>>>

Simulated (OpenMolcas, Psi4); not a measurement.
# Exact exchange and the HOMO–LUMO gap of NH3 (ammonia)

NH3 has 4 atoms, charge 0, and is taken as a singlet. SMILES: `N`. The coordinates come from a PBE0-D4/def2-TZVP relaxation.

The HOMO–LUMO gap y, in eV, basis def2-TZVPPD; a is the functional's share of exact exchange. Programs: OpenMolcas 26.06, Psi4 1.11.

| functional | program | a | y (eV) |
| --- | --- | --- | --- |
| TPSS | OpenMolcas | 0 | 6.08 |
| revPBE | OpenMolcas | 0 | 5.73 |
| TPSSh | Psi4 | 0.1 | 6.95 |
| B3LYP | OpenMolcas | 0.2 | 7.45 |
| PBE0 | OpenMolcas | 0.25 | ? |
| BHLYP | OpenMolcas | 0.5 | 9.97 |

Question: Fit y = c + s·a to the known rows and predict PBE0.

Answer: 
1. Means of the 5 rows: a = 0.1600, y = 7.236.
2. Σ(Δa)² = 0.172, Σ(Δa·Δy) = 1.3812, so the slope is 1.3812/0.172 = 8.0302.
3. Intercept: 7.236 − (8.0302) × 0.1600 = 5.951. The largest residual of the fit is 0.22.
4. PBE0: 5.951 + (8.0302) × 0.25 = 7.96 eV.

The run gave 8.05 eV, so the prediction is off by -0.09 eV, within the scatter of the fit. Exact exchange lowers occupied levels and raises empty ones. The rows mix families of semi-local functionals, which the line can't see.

<<<

Brief: Write out the listing exactly from its first line to the line containing "OpenMolcas | 0.25 | ? |". Both of those lines belong in the answer.

Result:
Simulated (OpenMolcas, Psi4); not a measurement.
# Exact exchange and the HOMO–LUMO gap of NH3 (ammonia)

NH3 has 4 atoms, charge 0, and is taken as a singlet. SMILES: `N`. The coordinates come from a PBE0-D4/def2-TZVP relaxation.

The HOMO–LUMO gap y, in eV, basis def2-TZVPPD; a is the functional's share of exact exchange. Programs: OpenMolcas 26.06, Psi4 1.11.

| functional | program | a | y (eV) |
| --- | --- | --- | --- |
| TPSS | OpenMolcas | 0 | 6.08 |
| revPBE | OpenMolcas | 0 | 5.73 |
| TPSSh | Psi4 | 0.1 | 6.95 |
| B3LYP | OpenMolcas | 0.2 | 7.45 |
| PBE0 | OpenMolcas | 0.25 | ? |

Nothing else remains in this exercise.